BRIEF | Working from the entries that follow, retype each one without any alteration.

ENTRIES SHOWN |
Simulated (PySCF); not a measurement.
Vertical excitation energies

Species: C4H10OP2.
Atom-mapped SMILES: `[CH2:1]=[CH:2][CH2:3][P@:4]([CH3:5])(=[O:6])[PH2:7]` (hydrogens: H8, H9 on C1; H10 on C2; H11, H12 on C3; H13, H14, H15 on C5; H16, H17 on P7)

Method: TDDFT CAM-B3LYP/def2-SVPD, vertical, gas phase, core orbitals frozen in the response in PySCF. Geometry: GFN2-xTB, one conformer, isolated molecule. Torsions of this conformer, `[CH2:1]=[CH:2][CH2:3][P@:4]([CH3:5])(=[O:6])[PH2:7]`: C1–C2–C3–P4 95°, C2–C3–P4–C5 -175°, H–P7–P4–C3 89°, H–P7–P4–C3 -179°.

RESULT |
Simulated (PySCF); not a measurement.
Vertical excitation energies

Species: C4H10OP2.
Atom-mapped SMILES: `[CH2:1]=[CH:2][CH2:3][P@:4]([CH3:5])(=[O:6])[PH2:7]` (hydrogens: H8, H9 on C1; H10 on C2; H11, H12 on C3; H13, H14, H15 on C5; H16, H17 on P7)

Method: TDDFT CAM-B3LYP/def2-SVPD, vertical, gas phase, core orbitals frozen in the response in PySCF. Geometry: GFN2-xTB, one conformer, isolated molecule. Torsions of this conformer, `[CH2:1]=[CH:2][CH2:3][P@:4]([CH3:5])(=[O:6])[PH2:7]`: C1–C2–C3–P4 95°, C2–C3–P4–C5 -175°, H–P7–P4–C3 89°, H–P7–P4–C3 -179°.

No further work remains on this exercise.